_Work instruction_:
Starting at the first line of the records below, transcribe each line exactly, ending with the line that contains "As in BAs**".

_Supplied data_:
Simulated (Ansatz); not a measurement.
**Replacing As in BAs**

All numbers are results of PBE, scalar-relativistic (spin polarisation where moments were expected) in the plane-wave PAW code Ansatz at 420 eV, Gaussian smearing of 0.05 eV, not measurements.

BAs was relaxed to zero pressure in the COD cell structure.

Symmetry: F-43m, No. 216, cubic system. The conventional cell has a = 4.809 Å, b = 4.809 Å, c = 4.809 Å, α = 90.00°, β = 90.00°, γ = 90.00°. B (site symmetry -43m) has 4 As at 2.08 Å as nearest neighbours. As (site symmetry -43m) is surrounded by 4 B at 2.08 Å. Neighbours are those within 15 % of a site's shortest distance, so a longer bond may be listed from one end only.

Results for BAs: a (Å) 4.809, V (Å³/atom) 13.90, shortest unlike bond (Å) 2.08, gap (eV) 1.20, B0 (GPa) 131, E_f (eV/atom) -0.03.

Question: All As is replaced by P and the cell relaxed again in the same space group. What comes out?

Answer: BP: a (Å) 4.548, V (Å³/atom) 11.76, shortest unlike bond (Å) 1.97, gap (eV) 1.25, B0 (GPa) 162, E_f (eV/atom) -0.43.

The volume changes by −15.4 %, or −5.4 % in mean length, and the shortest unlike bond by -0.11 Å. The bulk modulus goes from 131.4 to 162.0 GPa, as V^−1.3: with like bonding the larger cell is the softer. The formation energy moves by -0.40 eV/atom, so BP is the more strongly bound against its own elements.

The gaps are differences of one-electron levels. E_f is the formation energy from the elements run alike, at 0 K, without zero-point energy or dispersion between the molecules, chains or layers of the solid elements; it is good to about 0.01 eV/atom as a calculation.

_Task output_:
Simulated (Ansatz); not a measurement.
**Replacing As in BAs**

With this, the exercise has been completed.